· · · · · · ·
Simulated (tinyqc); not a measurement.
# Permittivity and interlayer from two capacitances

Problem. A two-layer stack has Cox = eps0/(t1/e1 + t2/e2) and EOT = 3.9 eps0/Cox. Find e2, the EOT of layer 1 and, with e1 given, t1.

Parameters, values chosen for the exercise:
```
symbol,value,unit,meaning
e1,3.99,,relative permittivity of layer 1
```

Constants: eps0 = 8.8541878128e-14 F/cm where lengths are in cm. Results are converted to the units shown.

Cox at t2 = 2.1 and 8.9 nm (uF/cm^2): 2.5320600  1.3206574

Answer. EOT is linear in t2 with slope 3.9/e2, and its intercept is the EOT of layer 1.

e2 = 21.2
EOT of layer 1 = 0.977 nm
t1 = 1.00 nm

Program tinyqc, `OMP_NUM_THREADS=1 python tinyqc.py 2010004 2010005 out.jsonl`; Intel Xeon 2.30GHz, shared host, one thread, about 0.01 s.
· · · · · · ·

Work task
Reproduce every line above. Keep it exact.

Written response
Simulated (tinyqc); not a measurement.
# Permittivity and interlayer from two capacitances

Problem. A two-layer stack has Cox = eps0/(t1/e1 + t2/e2) and EOT = 3.9 eps0/Cox. Find e2, the EOT of layer 1 and, with e1 given, t1.

Parameters, values chosen for the exercise:
```
symbol,value,unit,meaning
e1,3.99,,relative permittivity of layer 1
```

Constants: eps0 = 8.8541878128e-14 F/cm where lengths are in cm. Results are converted to the units shown.

Cox at t2 = 2.1 and 8.9 nm (uF/cm^2): 2.5320600  1.3206574

Answer. EOT is linear in t2 with slope 3.9/e2, and its intercept is the EOT of layer 1.

e2 = 21.2
EOT of layer 1 = 0.977 nm
t1 = 1.00 nm

Program tinyqc, `OMP_NUM_THREADS=1 python tinyqc.py 2010004 2010005 out.jsonl`; Intel Xeon 2.30GHz, shared host, one thread, about 0.01 s.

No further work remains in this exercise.